------------

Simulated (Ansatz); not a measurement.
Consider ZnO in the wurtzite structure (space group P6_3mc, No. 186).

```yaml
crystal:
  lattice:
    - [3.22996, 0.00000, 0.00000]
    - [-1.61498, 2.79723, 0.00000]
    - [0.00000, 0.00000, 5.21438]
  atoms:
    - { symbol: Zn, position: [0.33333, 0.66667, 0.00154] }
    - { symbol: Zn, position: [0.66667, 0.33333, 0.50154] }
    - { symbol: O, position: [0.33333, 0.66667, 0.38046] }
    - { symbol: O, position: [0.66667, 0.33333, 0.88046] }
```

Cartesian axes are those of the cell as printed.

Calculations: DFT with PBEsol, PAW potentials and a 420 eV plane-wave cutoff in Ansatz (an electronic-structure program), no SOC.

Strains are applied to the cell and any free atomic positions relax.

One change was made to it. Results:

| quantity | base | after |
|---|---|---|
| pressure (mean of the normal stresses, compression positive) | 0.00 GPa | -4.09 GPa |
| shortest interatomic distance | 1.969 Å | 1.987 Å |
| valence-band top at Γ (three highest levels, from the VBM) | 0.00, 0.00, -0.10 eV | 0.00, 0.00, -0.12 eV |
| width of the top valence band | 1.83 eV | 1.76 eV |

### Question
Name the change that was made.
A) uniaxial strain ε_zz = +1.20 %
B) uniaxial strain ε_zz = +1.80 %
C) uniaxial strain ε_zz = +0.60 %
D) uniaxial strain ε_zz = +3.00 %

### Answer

------------

▸ Work instruction:
From the start of the data to the line that holds "Calculations: DFT with", retype each line exactly, with both ends included.

▸ Exercise result:
Simulated (Ansatz); not a measurement.
Consider ZnO in the wurtzite structure (space group P6_3mc, No. 186).

```yaml
crystal:
  lattice:
    - [3.22996, 0.00000, 0.00000]
    - [-1.61498, 2.79723, 0.00000]
    - [0.00000, 0.00000, 5.21438]
  atoms:
    - { symbol: Zn, position: [0.33333, 0.66667, 0.00154] }
    - { symbol: Zn, position: [0.66667, 0.33333, 0.50154] }
    - { symbol: O, position: [0.33333, 0.66667, 0.38046] }
    - { symbol: O, position: [0.66667, 0.33333, 0.88046] }
```

Cartesian axes are those of the cell as printed.

Calculations: DFT with PBEsol, PAW potentials and a 420 eV plane-wave cutoff in Ansatz (an electronic-structure program), no SOC.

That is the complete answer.